- **ENTRIES PROVIDED**:

Segment Open

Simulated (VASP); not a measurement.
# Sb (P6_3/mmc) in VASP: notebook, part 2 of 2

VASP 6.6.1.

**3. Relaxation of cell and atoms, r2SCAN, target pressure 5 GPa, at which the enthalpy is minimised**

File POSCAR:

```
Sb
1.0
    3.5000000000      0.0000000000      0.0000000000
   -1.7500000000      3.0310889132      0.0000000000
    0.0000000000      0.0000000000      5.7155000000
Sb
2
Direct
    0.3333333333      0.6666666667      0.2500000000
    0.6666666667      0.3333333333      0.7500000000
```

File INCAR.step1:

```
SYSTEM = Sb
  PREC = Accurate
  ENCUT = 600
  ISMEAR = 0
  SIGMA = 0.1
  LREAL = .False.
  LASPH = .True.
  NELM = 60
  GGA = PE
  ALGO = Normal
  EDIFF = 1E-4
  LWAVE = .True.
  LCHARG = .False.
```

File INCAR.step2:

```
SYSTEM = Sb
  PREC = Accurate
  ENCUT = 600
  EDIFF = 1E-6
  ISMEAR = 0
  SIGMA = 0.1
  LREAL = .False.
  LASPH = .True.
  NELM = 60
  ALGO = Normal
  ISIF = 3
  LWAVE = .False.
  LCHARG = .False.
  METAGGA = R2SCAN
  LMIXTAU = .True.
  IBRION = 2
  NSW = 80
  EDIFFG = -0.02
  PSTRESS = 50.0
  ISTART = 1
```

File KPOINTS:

Segment Closed

- **REQUIREMENT**: Each of the records should be written out again, exactly as it reads.

- **EXERCISE SOLUTION**:
Simulated (VASP); not a measurement.
# Sb (P6_3/mmc) in VASP: notebook, part 2 of 2

VASP 6.6.1.

**3. Relaxation of cell and atoms, r2SCAN, target pressure 5 GPa, at which the enthalpy is minimised**

File POSCAR:

```
Sb
1.0
    3.5000000000      0.0000000000      0.0000000000
   -1.7500000000      3.0310889132      0.0000000000
    0.0000000000      0.0000000000      5.7155000000
Sb
2
Direct
    0.3333333333      0.6666666667      0.2500000000
    0.6666666667      0.3333333333      0.7500000000
```

File INCAR.step1:

```
SYSTEM = Sb
  PREC = Accurate
  ENCUT = 600
  ISMEAR = 0
  SIGMA = 0.1
  LREAL = .False.
  LASPH = .True.
  NELM = 60
  GGA = PE
  ALGO = Normal
  EDIFF = 1E-4
  LWAVE = .True.
  LCHARG = .False.
```

File INCAR.step2:

```
SYSTEM = Sb
  PREC = Accurate
  ENCUT = 600
  EDIFF = 1E-6
  ISMEAR = 0
  SIGMA = 0.1
  LREAL = .False.
  LASPH = .True.
  NELM = 60
  ALGO = Normal
  ISIF = 3
  LWAVE = .False.
  LCHARG = .False.
  METAGGA = R2SCAN
  LMIXTAU = .True.
  IBRION = 2
  NSW = 80
  EDIFFG = -0.02
  PSTRESS = 50.0
  ISTART = 1
```

File KPOINTS:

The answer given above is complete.